ACTIVITY:
Everything from the first line of the material below through the line containing "### 2 The guess" is to be printed exactly, and nothing more.

=== Section Start ===

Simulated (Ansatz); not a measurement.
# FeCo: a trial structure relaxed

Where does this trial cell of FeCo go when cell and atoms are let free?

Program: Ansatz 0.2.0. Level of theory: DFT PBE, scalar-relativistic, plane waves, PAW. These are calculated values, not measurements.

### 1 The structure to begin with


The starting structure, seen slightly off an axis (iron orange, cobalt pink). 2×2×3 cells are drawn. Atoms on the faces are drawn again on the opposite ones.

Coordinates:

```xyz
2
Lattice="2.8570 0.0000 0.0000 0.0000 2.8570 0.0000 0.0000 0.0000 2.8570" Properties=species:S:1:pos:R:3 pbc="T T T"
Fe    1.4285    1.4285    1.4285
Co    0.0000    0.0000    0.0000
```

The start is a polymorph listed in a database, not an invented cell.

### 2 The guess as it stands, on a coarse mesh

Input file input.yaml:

=== Section End ===

EXERCISE ANSWER:
Simulated (Ansatz); not a measurement.
# FeCo: a trial structure relaxed

Where does this trial cell of FeCo go when cell and atoms are let free?

Program: Ansatz 0.2.0. Level of theory: DFT PBE, scalar-relativistic, plane waves, PAW. These are calculated values, not measurements.

### 1 The structure to begin with


The starting structure, seen slightly off an axis (iron orange, cobalt pink). 2×2×3 cells are drawn. Atoms on the faces are drawn again on the opposite ones.

Coordinates:

```xyz
2
Lattice="2.8570 0.0000 0.0000 0.0000 2.8570 0.0000 0.0000 0.0000 2.8570" Properties=species:S:1:pos:R:3 pbc="T T T"
Fe    1.4285    1.4285    1.4285
Co    0.0000    0.0000    0.0000
```

The start is a polymorph listed in a database, not an invented cell.

### 2 The guess as it stands, on a coarse mesh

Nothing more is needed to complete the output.